Dataset records:
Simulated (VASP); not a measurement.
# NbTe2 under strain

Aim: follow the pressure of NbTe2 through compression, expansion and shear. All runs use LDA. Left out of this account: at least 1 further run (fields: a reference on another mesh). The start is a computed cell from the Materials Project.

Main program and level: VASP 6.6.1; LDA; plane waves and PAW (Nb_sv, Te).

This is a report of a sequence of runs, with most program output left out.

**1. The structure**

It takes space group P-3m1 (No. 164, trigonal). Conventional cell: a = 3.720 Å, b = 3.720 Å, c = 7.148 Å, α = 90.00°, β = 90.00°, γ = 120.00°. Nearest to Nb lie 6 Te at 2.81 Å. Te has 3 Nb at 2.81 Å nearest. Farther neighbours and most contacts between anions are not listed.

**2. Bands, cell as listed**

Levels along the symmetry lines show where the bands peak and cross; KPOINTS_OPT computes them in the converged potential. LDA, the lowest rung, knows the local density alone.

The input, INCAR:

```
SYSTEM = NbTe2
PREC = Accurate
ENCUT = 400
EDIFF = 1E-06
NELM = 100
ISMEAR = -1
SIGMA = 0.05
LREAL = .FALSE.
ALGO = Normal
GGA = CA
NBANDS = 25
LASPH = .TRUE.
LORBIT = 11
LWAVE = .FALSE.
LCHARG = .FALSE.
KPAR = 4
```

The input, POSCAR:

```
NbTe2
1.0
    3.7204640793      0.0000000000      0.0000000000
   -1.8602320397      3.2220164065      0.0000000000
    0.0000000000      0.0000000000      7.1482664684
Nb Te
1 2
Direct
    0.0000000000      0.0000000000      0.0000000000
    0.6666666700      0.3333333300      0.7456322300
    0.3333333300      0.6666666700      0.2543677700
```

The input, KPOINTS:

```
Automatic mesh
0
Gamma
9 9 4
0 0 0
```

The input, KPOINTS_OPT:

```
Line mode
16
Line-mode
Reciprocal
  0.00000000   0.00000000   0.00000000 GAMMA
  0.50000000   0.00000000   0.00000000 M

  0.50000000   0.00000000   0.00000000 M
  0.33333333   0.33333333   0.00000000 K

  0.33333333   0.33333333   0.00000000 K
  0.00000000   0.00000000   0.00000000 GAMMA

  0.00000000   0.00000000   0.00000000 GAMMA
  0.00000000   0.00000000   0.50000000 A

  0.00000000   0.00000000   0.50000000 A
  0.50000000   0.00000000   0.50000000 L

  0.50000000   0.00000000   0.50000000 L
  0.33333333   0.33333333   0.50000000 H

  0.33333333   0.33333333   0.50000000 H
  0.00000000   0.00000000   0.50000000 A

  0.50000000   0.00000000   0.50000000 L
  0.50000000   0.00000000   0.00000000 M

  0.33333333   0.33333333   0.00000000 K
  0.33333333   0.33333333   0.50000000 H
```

Assigned task: Output exactly the leading lines of the data, up to and including the line marked by "cell as listed**".

Worked solution:
Simulated (VASP); not a measurement.
# NbTe2 under strain

Aim: follow the pressure of NbTe2 through compression, expansion and shear. All runs use LDA. Left out of this account: at least 1 further run (fields: a reference on another mesh). The start is a computed cell from the Materials Project.

Main program and level: VASP 6.6.1; LDA; plane waves and PAW (Nb_sv, Te).

This is a report of a sequence of runs, with most program output left out.

**1. The structure**

It takes space group P-3m1 (No. 164, trigonal). Conventional cell: a = 3.720 Å, b = 3.720 Å, c = 7.148 Å, α = 90.00°, β = 90.00°, γ = 120.00°. Nearest to Nb lie 6 Te at 2.81 Å. Te has 3 Nb at 2.81 Å nearest. Farther neighbours and most contacts between anions are not listed.

**2. Bands, cell as listed**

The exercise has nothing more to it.